• • • • •

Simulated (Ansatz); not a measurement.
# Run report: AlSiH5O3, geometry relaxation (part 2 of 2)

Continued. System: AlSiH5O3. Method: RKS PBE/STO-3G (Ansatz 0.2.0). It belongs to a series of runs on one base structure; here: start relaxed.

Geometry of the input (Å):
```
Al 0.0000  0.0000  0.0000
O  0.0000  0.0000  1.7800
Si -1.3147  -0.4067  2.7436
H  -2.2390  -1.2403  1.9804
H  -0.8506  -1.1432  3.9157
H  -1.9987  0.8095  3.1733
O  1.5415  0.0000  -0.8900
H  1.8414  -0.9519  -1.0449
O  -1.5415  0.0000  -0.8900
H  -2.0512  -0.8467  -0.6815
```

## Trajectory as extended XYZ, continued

• • • • •

**Required action**.
Every line from the start of the material above through the line that contains "Continued. System: AlSiH5O3." must be written out exactly, with both ends included.

**Written solution**.
Simulated (Ansatz); not a measurement.
# Run report: AlSiH5O3, geometry relaxation (part 2 of 2)

Continued. System: AlSiH5O3. Method: RKS PBE/STO-3G (Ansatz 0.2.0). It belongs to a series of runs on one base structure; here: start relaxed.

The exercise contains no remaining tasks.